> [TASK ITEM] Transcribe the listing below from its opening line up to and including the line that contains "Q: How long"; reproduce nothing else.

=== Section Start ===

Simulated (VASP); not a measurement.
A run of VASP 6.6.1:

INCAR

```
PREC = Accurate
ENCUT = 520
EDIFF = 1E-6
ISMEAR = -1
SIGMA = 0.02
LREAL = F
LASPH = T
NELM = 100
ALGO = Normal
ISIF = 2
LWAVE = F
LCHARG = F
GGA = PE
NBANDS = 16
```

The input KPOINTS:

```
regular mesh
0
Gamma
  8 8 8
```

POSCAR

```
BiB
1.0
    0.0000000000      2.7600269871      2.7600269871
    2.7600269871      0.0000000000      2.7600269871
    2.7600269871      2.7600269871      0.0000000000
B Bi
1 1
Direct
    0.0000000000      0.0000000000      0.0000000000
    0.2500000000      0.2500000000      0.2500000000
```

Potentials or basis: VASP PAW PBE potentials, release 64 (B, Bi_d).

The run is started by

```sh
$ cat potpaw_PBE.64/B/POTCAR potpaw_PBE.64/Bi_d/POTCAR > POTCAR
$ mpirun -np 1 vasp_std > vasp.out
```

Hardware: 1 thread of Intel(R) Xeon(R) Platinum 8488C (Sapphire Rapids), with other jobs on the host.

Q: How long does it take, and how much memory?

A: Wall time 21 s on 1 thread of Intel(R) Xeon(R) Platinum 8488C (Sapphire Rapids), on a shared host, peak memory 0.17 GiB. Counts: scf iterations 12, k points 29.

=== Section End ===

> [TASK OUTPUT]
Simulated (VASP); not a measurement.
A run of VASP 6.6.1:

INCAR

```
PREC = Accurate
ENCUT = 520
EDIFF = 1E-6
ISMEAR = -1
SIGMA = 0.02
LREAL = F
LASPH = T
NELM = 100
ALGO = Normal
ISIF = 2
LWAVE = F
LCHARG = F
GGA = PE
NBANDS = 16
```

The input KPOINTS:

```
regular mesh
0
Gamma
  8 8 8
```

POSCAR

```
BiB
1.0
    0.0000000000      2.7600269871      2.7600269871
    2.7600269871      0.0000000000      2.7600269871
    2.7600269871      2.7600269871      0.0000000000
B Bi
1 1
Direct
    0.0000000000      0.0000000000      0.0000000000
    0.2500000000      0.2500000000      0.2500000000
```

Potentials or basis: VASP PAW PBE potentials, release 64 (B, Bi_d).

The run is started by

```sh
$ cat potpaw_PBE.64/B/POTCAR potpaw_PBE.64/Bi_d/POTCAR > POTCAR
$ mpirun -np 1 vasp_std > vasp.out
```

Hardware: 1 thread of Intel(R) Xeon(R) Platinum 8488C (Sapphire Rapids), with other jobs on the host.

Q: How long does it take, and how much memory?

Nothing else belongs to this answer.